____ Dataset records

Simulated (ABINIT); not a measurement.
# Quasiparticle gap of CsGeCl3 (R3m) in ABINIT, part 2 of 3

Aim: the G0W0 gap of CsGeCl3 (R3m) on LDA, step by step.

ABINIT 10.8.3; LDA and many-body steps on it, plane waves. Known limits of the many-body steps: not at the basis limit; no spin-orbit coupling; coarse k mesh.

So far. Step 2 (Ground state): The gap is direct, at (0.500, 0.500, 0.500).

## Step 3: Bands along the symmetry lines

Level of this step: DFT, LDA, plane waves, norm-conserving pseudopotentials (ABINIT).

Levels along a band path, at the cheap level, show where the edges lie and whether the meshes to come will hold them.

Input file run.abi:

________

◆ Requirement ◆
The entries above are to be retyped exactly.

◆ Response ◆
Simulated (ABINIT); not a measurement.
# Quasiparticle gap of CsGeCl3 (R3m) in ABINIT, part 2 of 3

Aim: the G0W0 gap of CsGeCl3 (R3m) on LDA, step by step.

ABINIT 10.8.3; LDA and many-body steps on it, plane waves. Known limits of the many-body steps: not at the basis limit; no spin-orbit coupling; coarse k mesh.

So far. Step 2 (Ground state): The gap is direct, at (0.500, 0.500, 0.500).

## Step 3: Bands along the symmetry lines

Level of this step: DFT, LDA, plane waves, norm-conserving pseudopotentials (ABINIT).

Levels along a band path, at the cheap level, show where the edges lie and whether the meshes to come will hold them.

Input file run.abi:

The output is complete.